─── Material supplied ───
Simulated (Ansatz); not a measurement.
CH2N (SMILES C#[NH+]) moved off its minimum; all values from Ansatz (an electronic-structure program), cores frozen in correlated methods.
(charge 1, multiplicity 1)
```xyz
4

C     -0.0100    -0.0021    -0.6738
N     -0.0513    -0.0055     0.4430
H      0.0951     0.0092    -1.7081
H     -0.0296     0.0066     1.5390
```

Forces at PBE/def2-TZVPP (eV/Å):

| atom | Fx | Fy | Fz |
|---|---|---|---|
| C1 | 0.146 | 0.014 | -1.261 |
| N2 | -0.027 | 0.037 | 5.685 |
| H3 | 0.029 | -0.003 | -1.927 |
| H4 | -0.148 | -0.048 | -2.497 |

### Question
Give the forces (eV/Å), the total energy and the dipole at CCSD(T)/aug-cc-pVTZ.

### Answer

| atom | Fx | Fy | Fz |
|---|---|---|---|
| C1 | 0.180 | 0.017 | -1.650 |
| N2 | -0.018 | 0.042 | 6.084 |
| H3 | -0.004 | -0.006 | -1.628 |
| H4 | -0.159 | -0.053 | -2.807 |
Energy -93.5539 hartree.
───

Activity → Starting with the first line of the entries and ending with the line that has "-0.053 | -2.807 |", copy each line exactly and add nothing.

Written solution →
Simulated (Ansatz); not a measurement.
CH2N (SMILES C#[NH+]) moved off its minimum; all values from Ansatz (an electronic-structure program), cores frozen in correlated methods.
(charge 1, multiplicity 1)
```xyz
4

C     -0.0100    -0.0021    -0.6738
N     -0.0513    -0.0055     0.4430
H      0.0951     0.0092    -1.7081
H     -0.0296     0.0066     1.5390
```

Forces at PBE/def2-TZVPP (eV/Å):

| atom | Fx | Fy | Fz |
|---|---|---|---|
| C1 | 0.146 | 0.014 | -1.261 |
| N2 | -0.027 | 0.037 | 5.685 |
| H3 | 0.029 | -0.003 | -1.927 |
| H4 | -0.148 | -0.048 | -2.497 |

### Question
Give the forces (eV/Å), the total energy and the dipole at CCSD(T)/aug-cc-pVTZ.

### Answer

| atom | Fx | Fy | Fz |
|---|---|---|---|
| C1 | 0.180 | 0.017 | -1.650 |
| N2 | -0.018 | 0.042 | 6.084 |
| H3 | -0.004 | -0.006 | -1.628 |
| H4 | -0.159 | -0.053 | -2.807 |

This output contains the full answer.